• _ASSIGNED TASK_: Repeat nothing but the lines below running from the one containing "Alike in both" to the one containing "waves, PAW |". Keep both end lines.

▬▬▬▬▬▬

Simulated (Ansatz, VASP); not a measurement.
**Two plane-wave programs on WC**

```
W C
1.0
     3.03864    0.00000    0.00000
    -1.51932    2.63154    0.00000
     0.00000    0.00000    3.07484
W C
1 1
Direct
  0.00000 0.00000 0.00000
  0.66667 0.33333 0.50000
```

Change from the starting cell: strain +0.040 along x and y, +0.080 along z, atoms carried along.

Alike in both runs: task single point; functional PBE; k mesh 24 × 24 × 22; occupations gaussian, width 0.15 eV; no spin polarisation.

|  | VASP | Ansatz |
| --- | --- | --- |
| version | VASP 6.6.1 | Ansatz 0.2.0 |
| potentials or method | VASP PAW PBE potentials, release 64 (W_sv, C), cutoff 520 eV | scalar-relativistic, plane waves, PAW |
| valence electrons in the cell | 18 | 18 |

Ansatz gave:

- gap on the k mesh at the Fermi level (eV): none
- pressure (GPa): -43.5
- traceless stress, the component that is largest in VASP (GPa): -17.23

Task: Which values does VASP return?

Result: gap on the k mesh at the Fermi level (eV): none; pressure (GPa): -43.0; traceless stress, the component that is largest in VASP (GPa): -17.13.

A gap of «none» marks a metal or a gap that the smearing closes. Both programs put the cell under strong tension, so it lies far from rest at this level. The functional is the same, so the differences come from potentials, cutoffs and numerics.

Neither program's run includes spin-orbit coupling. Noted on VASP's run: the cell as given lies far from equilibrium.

▬▬▬▬▬▬

• _SOLUTION_:
Alike in both runs: task single point; functional PBE; k mesh 24 × 24 × 22; occupations gaussian, width 0.15 eV; no spin polarisation.

|  | VASP | Ansatz |
| --- | --- | --- |
| version | VASP 6.6.1 | Ansatz 0.2.0 |
| potentials or method | VASP PAW PBE potentials, release 64 (W_sv, C), cutoff 520 eV | scalar-relativistic, plane waves, PAW |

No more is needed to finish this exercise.